▶ DATA SECTION
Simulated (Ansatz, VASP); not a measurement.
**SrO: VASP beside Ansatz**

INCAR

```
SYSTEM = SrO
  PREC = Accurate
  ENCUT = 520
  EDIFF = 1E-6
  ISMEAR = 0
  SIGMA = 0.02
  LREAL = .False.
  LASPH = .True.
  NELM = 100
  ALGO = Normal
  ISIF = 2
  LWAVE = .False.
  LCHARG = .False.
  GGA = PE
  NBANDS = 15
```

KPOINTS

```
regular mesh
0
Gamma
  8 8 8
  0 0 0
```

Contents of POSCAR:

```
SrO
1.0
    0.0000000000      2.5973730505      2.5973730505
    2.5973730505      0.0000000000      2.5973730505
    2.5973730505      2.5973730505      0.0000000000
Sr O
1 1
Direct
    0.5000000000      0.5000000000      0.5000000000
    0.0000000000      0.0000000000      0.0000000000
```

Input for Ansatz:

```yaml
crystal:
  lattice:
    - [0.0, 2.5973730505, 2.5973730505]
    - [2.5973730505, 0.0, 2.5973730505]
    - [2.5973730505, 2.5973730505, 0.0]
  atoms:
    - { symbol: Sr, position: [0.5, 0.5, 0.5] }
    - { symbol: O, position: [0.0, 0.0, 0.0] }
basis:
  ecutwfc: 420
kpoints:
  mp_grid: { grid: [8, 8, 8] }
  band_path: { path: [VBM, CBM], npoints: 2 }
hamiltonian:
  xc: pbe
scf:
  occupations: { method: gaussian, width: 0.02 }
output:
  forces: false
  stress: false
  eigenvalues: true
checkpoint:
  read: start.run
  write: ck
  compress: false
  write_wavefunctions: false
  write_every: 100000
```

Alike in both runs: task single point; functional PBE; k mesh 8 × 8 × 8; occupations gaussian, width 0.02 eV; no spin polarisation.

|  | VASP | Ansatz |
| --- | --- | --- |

▶ TASK ITEM
Output exactly the lines of the records from the first through the one bearing "VASP | Ansatz |", both ends included.

▶ TASK ANSWER
Simulated (Ansatz, VASP); not a measurement.
**SrO: VASP beside Ansatz**

INCAR

```
SYSTEM = SrO
  PREC = Accurate
  ENCUT = 520
  EDIFF = 1E-6
  ISMEAR = 0
  SIGMA = 0.02
  LREAL = .False.
  LASPH = .True.
  NELM = 100
  ALGO = Normal
  ISIF = 2
  LWAVE = .False.
  LCHARG = .False.
  GGA = PE
  NBANDS = 15
```

KPOINTS

```
regular mesh
0
Gamma
  8 8 8
  0 0 0
```

Contents of POSCAR:

```
SrO
1.0
    0.0000000000      2.5973730505      2.5973730505
    2.5973730505      0.0000000000      2.5973730505
    2.5973730505      2.5973730505      0.0000000000
Sr O
1 1
Direct
    0.5000000000      0.5000000000      0.5000000000
    0.0000000000      0.0000000000      0.0000000000
```

Input for Ansatz:

```yaml
crystal:
  lattice:
    - [0.0, 2.5973730505, 2.5973730505]
    - [2.5973730505, 0.0, 2.5973730505]
    - [2.5973730505, 2.5973730505, 0.0]
  atoms:
    - { symbol: Sr, position: [0.5, 0.5, 0.5] }
    - { symbol: O, position: [0.0, 0.0, 0.0] }
basis:
  ecutwfc: 420
kpoints:
  mp_grid: { grid: [8, 8, 8] }
  band_path: { path: [VBM, CBM], npoints: 2 }
hamiltonian:
  xc: pbe
scf:
  occupations: { method: gaussian, width: 0.02 }
output:
  forces: false
  stress: false
  eigenvalues: true
checkpoint:
  read: start.run
  write: ck
  compress: false
  write_wavefunctions: false
  write_every: 100000
```

Alike in both runs: task single point; functional PBE; k mesh 8 × 8 × 8; occupations gaussian, width 0.02 eV; no spin polarisation.

|  | VASP | Ansatz |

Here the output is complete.